*MATERIAL SHOWN*.
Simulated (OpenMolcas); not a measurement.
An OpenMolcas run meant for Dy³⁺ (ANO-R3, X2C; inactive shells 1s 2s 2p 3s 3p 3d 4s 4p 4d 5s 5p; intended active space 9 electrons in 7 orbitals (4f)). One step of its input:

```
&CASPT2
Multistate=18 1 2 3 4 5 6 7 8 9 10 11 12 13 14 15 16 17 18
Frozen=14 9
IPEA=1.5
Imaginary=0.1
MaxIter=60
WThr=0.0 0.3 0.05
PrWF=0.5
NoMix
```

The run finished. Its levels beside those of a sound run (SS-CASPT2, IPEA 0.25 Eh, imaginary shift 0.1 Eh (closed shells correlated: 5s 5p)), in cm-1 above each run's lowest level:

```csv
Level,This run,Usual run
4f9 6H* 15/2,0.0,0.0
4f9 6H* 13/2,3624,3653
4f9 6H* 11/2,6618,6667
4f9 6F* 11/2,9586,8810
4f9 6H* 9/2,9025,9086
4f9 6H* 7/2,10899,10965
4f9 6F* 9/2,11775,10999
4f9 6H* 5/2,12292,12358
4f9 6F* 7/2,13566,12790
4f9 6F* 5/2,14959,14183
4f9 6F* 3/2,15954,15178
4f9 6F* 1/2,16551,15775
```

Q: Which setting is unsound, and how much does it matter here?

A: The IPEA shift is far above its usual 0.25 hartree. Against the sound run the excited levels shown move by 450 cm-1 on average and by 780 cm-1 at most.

*WORK INSTRUCTION*.
Your answer should be the lines above from the one containing "An OpenMolcas run" through the one containing "Q: Which setting", copied exactly and with both ends kept.

*REPLY*.
An OpenMolcas run meant for Dy³⁺ (ANO-R3, X2C; inactive shells 1s 2s 2p 3s 3p 3d 4s 4p 4d 5s 5p; intended active space 9 electrons in 7 orbitals (4f)). One step of its input:

```
&CASPT2
Multistate=18 1 2 3 4 5 6 7 8 9 10 11 12 13 14 15 16 17 18
Frozen=14 9
IPEA=1.5
Imaginary=0.1
MaxIter=60
WThr=0.0 0.3 0.05
PrWF=0.5
NoMix
```

The run finished. Its levels beside those of a sound run (SS-CASPT2, IPEA 0.25 Eh, imaginary shift 0.1 Eh (closed shells correlated: 5s 5p)), in cm-1 above each run's lowest level:

```csv
Level,This run,Usual run
4f9 6H* 15/2,0.0,0.0
4f9 6H* 13/2,3624,3653
4f9 6H* 11/2,6618,6667
4f9 6F* 11/2,9586,8810
4f9 6H* 9/2,9025,9086
4f9 6H* 7/2,10899,10965
4f9 6F* 9/2,11775,10999
4f9 6H* 5/2,12292,12358
4f9 6F* 7/2,13566,12790
4f9 6F* 5/2,14959,14183
4f9 6F* 3/2,15954,15178
4f9 6F* 1/2,16551,15775
```

Q: Which setting is unsound, and how much does it matter here?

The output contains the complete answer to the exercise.